Activity
Restate word for word every line from the top of the data below down through the line that holds "Question: Where does".

□ □ □ □ □

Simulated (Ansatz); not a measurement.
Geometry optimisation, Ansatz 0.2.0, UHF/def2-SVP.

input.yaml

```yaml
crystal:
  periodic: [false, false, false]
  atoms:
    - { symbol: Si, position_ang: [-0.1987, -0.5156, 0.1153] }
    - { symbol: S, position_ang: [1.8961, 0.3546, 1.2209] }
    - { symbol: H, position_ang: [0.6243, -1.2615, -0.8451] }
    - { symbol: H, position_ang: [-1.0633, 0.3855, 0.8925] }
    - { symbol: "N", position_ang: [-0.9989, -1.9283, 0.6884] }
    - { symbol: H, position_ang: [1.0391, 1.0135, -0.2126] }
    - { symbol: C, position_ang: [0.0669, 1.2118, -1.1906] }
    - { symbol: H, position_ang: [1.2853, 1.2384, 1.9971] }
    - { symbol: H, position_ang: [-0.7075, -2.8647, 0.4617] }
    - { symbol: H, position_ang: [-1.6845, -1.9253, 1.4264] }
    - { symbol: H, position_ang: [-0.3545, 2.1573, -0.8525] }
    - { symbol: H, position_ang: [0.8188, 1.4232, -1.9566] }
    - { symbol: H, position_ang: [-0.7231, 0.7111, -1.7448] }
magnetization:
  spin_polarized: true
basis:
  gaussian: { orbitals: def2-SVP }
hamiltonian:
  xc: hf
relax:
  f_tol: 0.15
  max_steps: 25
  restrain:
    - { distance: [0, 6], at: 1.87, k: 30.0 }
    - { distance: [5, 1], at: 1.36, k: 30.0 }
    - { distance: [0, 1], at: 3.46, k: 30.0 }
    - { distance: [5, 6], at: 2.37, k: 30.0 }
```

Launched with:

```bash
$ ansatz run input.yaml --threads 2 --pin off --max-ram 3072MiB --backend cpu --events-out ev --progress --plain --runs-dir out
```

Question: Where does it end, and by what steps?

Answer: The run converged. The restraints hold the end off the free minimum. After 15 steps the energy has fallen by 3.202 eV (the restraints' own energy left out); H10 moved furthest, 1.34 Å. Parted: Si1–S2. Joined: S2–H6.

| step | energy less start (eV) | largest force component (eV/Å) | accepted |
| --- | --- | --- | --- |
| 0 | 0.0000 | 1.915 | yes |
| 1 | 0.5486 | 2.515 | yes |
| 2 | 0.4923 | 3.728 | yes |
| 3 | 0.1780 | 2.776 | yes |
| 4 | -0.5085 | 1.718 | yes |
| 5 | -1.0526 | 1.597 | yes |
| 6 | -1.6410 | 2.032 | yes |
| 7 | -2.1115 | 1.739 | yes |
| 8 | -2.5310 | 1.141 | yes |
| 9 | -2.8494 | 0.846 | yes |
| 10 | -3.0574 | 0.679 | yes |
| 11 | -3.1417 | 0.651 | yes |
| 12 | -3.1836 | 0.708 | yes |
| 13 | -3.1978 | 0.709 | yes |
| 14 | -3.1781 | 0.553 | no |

□ □ □ □ □

Exercise response
Simulated (Ansatz); not a measurement.
Geometry optimisation, Ansatz 0.2.0, UHF/def2-SVP.

input.yaml

```yaml
crystal:
  periodic: [false, false, false]
  atoms:
    - { symbol: Si, position_ang: [-0.1987, -0.5156, 0.1153] }
    - { symbol: S, position_ang: [1.8961, 0.3546, 1.2209] }
    - { symbol: H, position_ang: [0.6243, -1.2615, -0.8451] }
    - { symbol: H, position_ang: [-1.0633, 0.3855, 0.8925] }
    - { symbol: "N", position_ang: [-0.9989, -1.9283, 0.6884] }
    - { symbol: H, position_ang: [1.0391, 1.0135, -0.2126] }
    - { symbol: C, position_ang: [0.0669, 1.2118, -1.1906] }
    - { symbol: H, position_ang: [1.2853, 1.2384, 1.9971] }
    - { symbol: H, position_ang: [-0.7075, -2.8647, 0.4617] }
    - { symbol: H, position_ang: [-1.6845, -1.9253, 1.4264] }
    - { symbol: H, position_ang: [-0.3545, 2.1573, -0.8525] }
    - { symbol: H, position_ang: [0.8188, 1.4232, -1.9566] }
    - { symbol: H, position_ang: [-0.7231, 0.7111, -1.7448] }
magnetization:
  spin_polarized: true
basis:
  gaussian: { orbitals: def2-SVP }
hamiltonian:
  xc: hf
relax:
  f_tol: 0.15
  max_steps: 25
  restrain:
    - { distance: [0, 6], at: 1.87, k: 30.0 }
    - { distance: [5, 1], at: 1.36, k: 30.0 }
    - { distance: [0, 1], at: 3.46, k: 30.0 }
    - { distance: [5, 6], at: 2.37, k: 30.0 }
```

Launched with:

```bash
$ ansatz run input.yaml --threads 2 --pin off --max-ram 3072MiB --backend cpu --events-out ev --progress --plain --runs-dir out
```

Question: Where does it end, and by what steps?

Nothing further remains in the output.